▶ _PROVIDED MATERIAL_
--
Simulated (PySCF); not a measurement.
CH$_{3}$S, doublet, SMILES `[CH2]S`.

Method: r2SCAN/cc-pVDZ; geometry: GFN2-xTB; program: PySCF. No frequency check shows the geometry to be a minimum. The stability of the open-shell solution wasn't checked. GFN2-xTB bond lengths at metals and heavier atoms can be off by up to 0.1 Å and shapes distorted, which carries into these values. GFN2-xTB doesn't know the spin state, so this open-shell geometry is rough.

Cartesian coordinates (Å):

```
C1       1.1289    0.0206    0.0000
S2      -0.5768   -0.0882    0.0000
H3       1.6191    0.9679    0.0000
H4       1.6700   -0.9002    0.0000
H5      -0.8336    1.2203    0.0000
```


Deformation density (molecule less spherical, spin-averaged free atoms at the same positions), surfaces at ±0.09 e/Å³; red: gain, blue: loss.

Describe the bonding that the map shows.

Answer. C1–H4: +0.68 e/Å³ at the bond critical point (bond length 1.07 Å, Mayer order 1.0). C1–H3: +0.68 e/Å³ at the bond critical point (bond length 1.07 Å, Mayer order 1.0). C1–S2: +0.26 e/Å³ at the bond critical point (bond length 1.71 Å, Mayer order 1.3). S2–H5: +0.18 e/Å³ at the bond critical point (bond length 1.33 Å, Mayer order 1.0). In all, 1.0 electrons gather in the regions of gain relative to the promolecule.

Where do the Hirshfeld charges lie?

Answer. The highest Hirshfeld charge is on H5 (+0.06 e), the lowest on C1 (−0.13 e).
--

Retype the portion of the data above that starts on the line with "Answer. C1–H4: +0.68" and finishes on the line with "Where do the Hirshfeld charges lie?", including both of those lines.

Answer. C1–H4: +0.68 e/Å³ at the bond critical point (bond length 1.07 Å, Mayer order 1.0). C1–H3: +0.68 e/Å³ at the bond critical point (bond length 1.07 Å, Mayer order 1.0). C1–S2: +0.26 e/Å³ at the bond critical point (bond length 1.71 Å, Mayer order 1.3). S2–H5: +0.18 e/Å³ at the bond critical point (bond length 1.33 Å, Mayer order 1.0). In all, 1.0 electrons gather in the regions of gain relative to the promolecule.

Where do the Hirshfeld charges lie?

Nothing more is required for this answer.